Brief:
What you return should match the records below exactly.

---------- Dataset ----------

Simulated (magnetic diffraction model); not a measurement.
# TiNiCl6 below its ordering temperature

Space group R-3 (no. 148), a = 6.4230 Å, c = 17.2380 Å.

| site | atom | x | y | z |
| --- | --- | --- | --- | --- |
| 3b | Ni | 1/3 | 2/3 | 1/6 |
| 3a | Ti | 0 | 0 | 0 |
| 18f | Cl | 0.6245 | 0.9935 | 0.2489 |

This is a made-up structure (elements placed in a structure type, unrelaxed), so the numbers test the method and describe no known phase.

----------

Reply:
Simulated (magnetic diffraction model); not a measurement.
# TiNiCl6 below its ordering temperature

Space group R-3 (no. 148), a = 6.4230 Å, c = 17.2380 Å.

| site | atom | x | y | z |
| --- | --- | --- | --- | --- |
| 3b | Ni | 1/3 | 2/3 | 1/6 |
| 3a | Ti | 0 | 0 | 0 |
| 18f | Cl | 0.6245 | 0.9935 | 0.2489 |

This is a made-up structure (elements placed in a structure type, unrelaxed), so the numbers test the method and describe no known phase.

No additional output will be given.